▼

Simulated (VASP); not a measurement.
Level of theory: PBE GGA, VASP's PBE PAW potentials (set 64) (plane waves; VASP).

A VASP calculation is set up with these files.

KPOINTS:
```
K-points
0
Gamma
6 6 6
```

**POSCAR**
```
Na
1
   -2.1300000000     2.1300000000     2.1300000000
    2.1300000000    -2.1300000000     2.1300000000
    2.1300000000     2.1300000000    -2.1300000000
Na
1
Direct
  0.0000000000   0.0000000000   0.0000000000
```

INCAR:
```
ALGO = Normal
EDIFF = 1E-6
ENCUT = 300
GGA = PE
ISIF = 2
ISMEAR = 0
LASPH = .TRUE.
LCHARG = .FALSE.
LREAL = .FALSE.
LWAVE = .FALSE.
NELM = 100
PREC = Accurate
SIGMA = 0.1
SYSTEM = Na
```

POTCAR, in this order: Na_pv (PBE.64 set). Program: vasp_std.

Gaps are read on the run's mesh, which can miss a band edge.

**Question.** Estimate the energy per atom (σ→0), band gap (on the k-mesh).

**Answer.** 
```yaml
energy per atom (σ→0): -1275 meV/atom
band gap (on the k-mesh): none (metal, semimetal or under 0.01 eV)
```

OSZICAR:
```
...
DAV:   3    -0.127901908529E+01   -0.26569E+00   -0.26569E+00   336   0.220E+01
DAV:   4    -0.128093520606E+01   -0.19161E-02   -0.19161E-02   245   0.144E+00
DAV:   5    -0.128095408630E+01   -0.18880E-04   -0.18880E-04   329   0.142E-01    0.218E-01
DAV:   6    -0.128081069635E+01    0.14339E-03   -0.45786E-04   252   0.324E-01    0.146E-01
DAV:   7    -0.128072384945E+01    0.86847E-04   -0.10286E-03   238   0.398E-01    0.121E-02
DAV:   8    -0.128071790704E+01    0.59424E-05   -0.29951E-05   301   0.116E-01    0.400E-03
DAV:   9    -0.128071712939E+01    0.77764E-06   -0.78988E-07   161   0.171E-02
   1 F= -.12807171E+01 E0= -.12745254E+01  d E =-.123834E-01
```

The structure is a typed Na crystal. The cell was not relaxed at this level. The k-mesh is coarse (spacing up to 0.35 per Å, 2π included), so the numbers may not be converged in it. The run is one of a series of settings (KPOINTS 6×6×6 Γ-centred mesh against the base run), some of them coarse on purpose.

▲

[TASK ITEM]: Write out exactly the lines between the start of the entries and the line containing "POTCAR, in this", including that line and the first one.

[YOUR RESPONSE]:
Simulated (VASP); not a measurement.
Level of theory: PBE GGA, VASP's PBE PAW potentials (set 64) (plane waves; VASP).

A VASP calculation is set up with these files.

KPOINTS:
```
K-points
0
Gamma
6 6 6
```

**POSCAR**
```
Na
1
   -2.1300000000     2.1300000000     2.1300000000
    2.1300000000    -2.1300000000     2.1300000000
    2.1300000000     2.1300000000    -2.1300000000
Na
1
Direct
  0.0000000000   0.0000000000   0.0000000000
```

INCAR:
```
ALGO = Normal
EDIFF = 1E-6
ENCUT = 300
GGA = PE
ISIF = 2
ISMEAR = 0
LASPH = .TRUE.
LCHARG = .FALSE.
LREAL = .FALSE.
LWAVE = .FALSE.
NELM = 100
PREC = Accurate
SIGMA = 0.1
SYSTEM = Na
```

POTCAR, in this order: Na_pv (PBE.64 set). Program: vasp_std.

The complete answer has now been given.